**REQUIRED ACTION:**
Verbatim transcription of the listing is needed.

**RECORD EXCERPTS:**
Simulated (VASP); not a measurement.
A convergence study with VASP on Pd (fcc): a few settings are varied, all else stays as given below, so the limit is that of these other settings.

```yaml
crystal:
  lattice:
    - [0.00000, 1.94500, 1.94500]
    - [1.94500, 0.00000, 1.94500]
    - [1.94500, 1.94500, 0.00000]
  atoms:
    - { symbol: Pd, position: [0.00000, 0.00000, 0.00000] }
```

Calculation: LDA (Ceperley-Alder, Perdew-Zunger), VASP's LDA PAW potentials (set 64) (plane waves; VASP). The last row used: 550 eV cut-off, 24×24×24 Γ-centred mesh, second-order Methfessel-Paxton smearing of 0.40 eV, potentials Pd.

**YOUR RESPONSE:**
Simulated (VASP); not a measurement.
A convergence study with VASP on Pd (fcc): a few settings are varied, all else stays as given below, so the limit is that of these other settings.

```yaml
crystal:
  lattice:
    - [0.00000, 1.94500, 1.94500]
    - [1.94500, 0.00000, 1.94500]
    - [1.94500, 1.94500, 0.00000]
  atoms:
    - { symbol: Pd, position: [0.00000, 0.00000, 0.00000] }
```

Calculation: LDA (Ceperley-Alder, Perdew-Zunger), VASP's LDA PAW potentials (set 64) (plane waves; VASP). The last row used: 550 eV cut-off, 24×24×24 Γ-centred mesh, second-order Methfessel-Paxton smearing of 0.40 eV, potentials Pd.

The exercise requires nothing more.